Only the lines from the start of the data through the one containing "Ansatz 0.2.0 |" belong in your answer; return them exactly.

- - - - - - -
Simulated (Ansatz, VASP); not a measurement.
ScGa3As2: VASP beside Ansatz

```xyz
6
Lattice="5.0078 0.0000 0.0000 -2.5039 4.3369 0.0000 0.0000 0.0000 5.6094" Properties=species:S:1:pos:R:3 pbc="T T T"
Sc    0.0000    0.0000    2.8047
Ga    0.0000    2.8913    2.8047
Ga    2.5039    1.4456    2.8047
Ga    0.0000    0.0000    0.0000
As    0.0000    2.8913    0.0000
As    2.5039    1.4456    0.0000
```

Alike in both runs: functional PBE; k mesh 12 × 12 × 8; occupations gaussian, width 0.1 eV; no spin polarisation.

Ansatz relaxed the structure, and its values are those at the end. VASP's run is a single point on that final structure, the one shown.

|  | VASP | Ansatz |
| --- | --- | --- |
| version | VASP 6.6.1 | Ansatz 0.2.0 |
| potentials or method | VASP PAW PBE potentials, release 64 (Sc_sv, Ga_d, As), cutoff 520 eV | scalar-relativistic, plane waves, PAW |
- - - - - - -

▶ **Task result**
Simulated (Ansatz, VASP); not a measurement.
ScGa3As2: VASP beside Ansatz

```xyz
6
Lattice="5.0078 0.0000 0.0000 -2.5039 4.3369 0.0000 0.0000 0.0000 5.6094" Properties=species:S:1:pos:R:3 pbc="T T T"
Sc    0.0000    0.0000    2.8047
Ga    0.0000    2.8913    2.8047
Ga    2.5039    1.4456    2.8047
Ga    0.0000    0.0000    0.0000
As    0.0000    2.8913    0.0000
As    2.5039    1.4456    0.0000
```

Alike in both runs: functional PBE; k mesh 12 × 12 × 8; occupations gaussian, width 0.1 eV; no spin polarisation.

Ansatz relaxed the structure, and its values are those at the end. VASP's run is a single point on that final structure, the one shown.

|  | VASP | Ansatz |
| --- | --- | --- |
| version | VASP 6.6.1 | Ansatz 0.2.0 |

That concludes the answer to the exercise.